REQUIRED ACTION ▸
Repeat the whole listing exactly.

DATASET ENTRIES ▸
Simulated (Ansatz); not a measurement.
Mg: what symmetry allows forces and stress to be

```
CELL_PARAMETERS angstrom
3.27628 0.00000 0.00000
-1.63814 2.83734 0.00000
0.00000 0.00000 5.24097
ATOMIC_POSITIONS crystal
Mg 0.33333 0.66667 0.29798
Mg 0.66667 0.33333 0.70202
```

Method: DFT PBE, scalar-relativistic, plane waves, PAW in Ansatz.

PROBLEM SOLUTION ▸
Simulated (Ansatz); not a measurement.
Mg: what symmetry allows forces and stress to be

```
CELL_PARAMETERS angstrom
3.27628 0.00000 0.00000
-1.63814 2.83734 0.00000
0.00000 0.00000 5.24097
ATOMIC_POSITIONS crystal
Mg 0.33333 0.66667 0.29798
Mg 0.66667 0.33333 0.70202
```

Method: DFT PBE, scalar-relativistic, plane waves, PAW in Ansatz.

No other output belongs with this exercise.